## Required action
The reply should give back every entry exactly as written.

## Extracted information
━━━━━━━━━━━━━━━━
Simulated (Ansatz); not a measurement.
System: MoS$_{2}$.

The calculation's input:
━━━━━━━━━━━━━━━━

## Problem solution
Simulated (Ansatz); not a measurement.
System: MoS$_{2}$.

The calculation's input:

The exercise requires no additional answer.